EXERCISE :: All that should come back is the lines of the data below from the one containing "-2.20 | I4/mmm |" to the one containing "Answer: With V/N", inclusive, exactly as they stand.

BEGIN DATASET CONTENT

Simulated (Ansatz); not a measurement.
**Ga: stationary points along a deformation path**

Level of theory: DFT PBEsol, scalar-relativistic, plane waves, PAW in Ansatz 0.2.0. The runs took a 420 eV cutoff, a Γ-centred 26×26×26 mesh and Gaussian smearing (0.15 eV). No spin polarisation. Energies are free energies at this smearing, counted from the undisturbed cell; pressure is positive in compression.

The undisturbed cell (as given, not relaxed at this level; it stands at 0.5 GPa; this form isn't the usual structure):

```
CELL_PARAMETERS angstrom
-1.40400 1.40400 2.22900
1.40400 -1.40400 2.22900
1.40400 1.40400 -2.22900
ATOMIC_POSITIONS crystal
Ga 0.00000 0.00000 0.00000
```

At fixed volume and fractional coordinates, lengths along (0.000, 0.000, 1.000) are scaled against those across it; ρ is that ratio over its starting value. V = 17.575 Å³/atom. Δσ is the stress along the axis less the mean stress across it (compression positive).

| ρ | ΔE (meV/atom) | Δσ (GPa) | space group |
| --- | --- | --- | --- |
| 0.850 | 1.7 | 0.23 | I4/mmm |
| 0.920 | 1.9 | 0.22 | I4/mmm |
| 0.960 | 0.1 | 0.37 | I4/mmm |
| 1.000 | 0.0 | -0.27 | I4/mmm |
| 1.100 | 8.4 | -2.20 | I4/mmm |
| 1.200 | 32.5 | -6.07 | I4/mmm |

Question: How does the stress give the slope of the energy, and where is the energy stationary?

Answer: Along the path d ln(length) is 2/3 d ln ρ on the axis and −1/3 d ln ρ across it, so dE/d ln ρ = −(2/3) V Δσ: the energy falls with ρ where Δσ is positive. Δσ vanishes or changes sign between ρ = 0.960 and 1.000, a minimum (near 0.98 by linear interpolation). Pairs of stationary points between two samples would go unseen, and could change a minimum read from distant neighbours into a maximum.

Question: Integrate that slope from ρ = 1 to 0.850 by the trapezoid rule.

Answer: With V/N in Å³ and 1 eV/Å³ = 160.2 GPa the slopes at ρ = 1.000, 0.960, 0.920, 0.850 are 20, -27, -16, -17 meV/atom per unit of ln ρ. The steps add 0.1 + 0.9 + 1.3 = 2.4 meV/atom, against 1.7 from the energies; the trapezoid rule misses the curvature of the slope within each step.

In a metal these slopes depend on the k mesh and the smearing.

END DATASET CONTENT

RESPONSE ::
| 1.100 | 8.4 | -2.20 | I4/mmm |
| 1.200 | 32.5 | -6.07 | I4/mmm |

Question: How does the stress give the slope of the energy, and where is the energy stationary?

Answer: Along the path d ln(length) is 2/3 d ln ρ on the axis and −1/3 d ln ρ across it, so dE/d ln ρ = −(2/3) V Δσ: the energy falls with ρ where Δσ is positive. Δσ vanishes or changes sign between ρ = 0.960 and 1.000, a minimum (near 0.98 by linear interpolation). Pairs of stationary points between two samples would go unseen, and could change a minimum read from distant neighbours into a maximum.

Question: Integrate that slope from ρ = 1 to 0.850 by the trapezoid rule.

Answer: With V/N in Å³ and 1 eV/Å³ = 160.2 GPa the slopes at ρ = 1.000, 0.960, 0.920, 0.850 are 20, -27, -16, -17 meV/atom per unit of ln ρ. The steps add 0.1 + 0.9 + 1.3 = 2.4 meV/atom, against 1.7 from the energies; the trapezoid rule misses the curvature of the slope within each step.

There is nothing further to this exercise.